TASK ITEM: For the entries below, the expected answer is the line with "1. σ(iso) = one third of the sum = 249.6 ppm.", the line with "3. δ11, δ22, δ33 = 43.2, 3.4, -28.0 ppm.", and every line between them, exactly as written, and nothing more.

[Opening DATA UNDER STUDY section]

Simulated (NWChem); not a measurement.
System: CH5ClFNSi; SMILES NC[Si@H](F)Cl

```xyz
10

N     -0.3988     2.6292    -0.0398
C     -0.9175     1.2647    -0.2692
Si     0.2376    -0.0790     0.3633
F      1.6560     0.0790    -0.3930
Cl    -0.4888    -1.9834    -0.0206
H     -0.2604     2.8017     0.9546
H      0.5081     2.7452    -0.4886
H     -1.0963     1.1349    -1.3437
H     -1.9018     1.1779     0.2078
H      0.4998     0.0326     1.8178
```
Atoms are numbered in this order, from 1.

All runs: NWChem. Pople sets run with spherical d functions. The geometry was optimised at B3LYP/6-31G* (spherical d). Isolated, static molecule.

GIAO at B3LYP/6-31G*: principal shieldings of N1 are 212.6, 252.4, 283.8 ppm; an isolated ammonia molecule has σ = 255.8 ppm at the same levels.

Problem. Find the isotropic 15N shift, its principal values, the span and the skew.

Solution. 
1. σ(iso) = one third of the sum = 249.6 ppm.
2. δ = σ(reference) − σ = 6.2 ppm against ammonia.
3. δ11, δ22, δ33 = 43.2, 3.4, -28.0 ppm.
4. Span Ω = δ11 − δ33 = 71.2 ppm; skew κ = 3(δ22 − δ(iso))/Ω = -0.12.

[Closing DATA UNDER STUDY section]

YOUR SOLUTION:
1. σ(iso) = one third of the sum = 249.6 ppm.
2. δ = σ(reference) − σ = 6.2 ppm against ammonia.
3. δ11, δ22, δ33 = 43.2, 3.4, -28.0 ppm.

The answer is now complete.